-- Opening Marker --

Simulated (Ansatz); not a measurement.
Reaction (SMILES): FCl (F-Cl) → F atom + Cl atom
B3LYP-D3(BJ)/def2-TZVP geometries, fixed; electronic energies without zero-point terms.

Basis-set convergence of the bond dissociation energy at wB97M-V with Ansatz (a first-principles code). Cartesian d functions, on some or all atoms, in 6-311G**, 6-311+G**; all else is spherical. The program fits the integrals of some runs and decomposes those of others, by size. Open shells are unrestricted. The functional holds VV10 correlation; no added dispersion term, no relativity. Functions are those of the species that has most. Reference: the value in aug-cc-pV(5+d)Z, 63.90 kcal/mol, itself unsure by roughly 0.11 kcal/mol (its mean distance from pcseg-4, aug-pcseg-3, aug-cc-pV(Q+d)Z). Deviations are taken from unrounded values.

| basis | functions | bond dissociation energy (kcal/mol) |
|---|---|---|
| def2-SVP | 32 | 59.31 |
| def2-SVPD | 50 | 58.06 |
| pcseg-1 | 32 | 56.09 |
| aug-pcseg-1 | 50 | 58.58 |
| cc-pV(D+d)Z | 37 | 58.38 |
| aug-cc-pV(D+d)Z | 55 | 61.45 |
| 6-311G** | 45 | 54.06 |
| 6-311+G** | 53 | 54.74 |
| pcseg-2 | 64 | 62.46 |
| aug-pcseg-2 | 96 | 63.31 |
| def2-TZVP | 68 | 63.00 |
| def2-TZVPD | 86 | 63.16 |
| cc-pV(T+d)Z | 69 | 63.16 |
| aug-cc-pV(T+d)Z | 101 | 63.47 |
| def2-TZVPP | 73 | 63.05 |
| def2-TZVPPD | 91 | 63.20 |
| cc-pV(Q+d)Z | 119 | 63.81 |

-- Closing Marker --

--- Exercise ---
Reproducing the whole listing above is not the task. Copy exactly only the lines from the one with "37 | 58.38 |" to the one with "91 | 63.20 |", both kept.

--- Answer area ---
| cc-pV(D+d)Z | 37 | 58.38 |
| aug-cc-pV(D+d)Z | 55 | 61.45 |
| 6-311G** | 45 | 54.06 |
| 6-311+G** | 53 | 54.74 |
| pcseg-2 | 64 | 62.46 |
| aug-pcseg-2 | 96 | 63.31 |
| def2-TZVP | 68 | 63.00 |
| def2-TZVPD | 86 | 63.16 |
| cc-pV(T+d)Z | 69 | 63.16 |
| aug-cc-pV(T+d)Z | 101 | 63.47 |
| def2-TZVPP | 73 | 63.05 |
| def2-TZVPPD | 91 | 63.20 |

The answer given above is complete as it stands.